## Record excerpts
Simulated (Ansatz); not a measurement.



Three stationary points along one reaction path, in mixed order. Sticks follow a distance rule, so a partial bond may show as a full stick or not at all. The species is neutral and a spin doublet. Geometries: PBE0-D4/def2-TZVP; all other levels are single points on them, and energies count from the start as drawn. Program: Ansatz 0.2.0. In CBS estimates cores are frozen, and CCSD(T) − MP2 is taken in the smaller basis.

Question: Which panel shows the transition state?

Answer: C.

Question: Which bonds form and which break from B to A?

## Action item
Exact copy required. Retype all of the entries word for word.

## Problem solution
Simulated (Ansatz); not a measurement.



Three stationary points along one reaction path, in mixed order. Sticks follow a distance rule, so a partial bond may show as a full stick or not at all. The species is neutral and a spin doublet. Geometries: PBE0-D4/def2-TZVP; all other levels are single points on them, and energies count from the start as drawn. Program: Ansatz 0.2.0. In CBS estimates cores are frozen, and CCSD(T) − MP2 is taken in the smaller basis.

Question: Which panel shows the transition state?

Answer: C.

Question: Which bonds form and which break from B to A?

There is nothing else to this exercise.